- **Available data**:
□ □ □ □ □ □ □

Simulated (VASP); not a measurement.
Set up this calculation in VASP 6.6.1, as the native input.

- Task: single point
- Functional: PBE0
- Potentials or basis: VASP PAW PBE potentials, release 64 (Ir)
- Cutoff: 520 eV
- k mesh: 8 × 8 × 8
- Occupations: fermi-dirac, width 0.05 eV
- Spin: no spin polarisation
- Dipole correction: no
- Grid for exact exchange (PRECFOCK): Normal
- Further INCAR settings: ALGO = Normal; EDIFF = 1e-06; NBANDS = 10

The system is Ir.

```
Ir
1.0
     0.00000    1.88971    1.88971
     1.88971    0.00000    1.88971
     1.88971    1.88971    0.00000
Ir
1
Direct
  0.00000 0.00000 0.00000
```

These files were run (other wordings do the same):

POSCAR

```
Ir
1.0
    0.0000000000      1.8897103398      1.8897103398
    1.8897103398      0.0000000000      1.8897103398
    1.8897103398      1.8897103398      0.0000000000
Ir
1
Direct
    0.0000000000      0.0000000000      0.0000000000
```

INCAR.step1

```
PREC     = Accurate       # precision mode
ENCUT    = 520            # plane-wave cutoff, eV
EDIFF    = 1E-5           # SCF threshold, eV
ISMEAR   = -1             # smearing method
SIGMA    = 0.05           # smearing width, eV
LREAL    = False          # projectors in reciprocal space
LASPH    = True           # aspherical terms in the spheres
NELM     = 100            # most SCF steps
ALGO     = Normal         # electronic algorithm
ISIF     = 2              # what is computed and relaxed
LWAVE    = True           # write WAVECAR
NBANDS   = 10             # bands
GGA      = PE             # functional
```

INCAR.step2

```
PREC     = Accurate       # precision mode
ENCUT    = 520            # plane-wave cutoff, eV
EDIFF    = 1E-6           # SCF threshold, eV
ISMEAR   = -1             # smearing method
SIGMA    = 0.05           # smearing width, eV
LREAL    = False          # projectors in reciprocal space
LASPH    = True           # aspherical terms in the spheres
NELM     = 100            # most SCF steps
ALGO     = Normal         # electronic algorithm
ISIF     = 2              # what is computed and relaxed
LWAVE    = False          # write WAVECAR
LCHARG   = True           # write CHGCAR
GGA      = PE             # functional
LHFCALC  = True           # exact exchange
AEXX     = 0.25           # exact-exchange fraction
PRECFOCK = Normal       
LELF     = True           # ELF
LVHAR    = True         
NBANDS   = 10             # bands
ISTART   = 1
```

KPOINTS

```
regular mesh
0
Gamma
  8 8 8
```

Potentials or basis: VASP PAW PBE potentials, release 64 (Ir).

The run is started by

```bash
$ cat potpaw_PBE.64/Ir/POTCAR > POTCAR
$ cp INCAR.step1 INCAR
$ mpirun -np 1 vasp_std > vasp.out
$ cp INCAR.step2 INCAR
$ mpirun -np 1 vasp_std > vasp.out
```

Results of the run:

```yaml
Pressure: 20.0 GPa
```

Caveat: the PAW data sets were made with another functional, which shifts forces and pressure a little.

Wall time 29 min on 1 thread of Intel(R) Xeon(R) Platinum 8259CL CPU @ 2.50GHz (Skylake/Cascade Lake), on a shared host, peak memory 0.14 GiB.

□ □ □ □ □ □ □

Above are some records; copy exactly the lines from the one with "- Potentials or" through the one with "- Grid for exact exchange (PRECFOCK): Normal", both included, and no others.

- Potentials or basis: VASP PAW PBE potentials, release 64 (Ir)
- Cutoff: 520 eV
- k mesh: 8 × 8 × 8
- Occupations: fermi-dirac, width 0.05 eV
- Spin: no spin polarisation
- Dipole correction: no
- Grid for exact exchange (PRECFOCK): Normal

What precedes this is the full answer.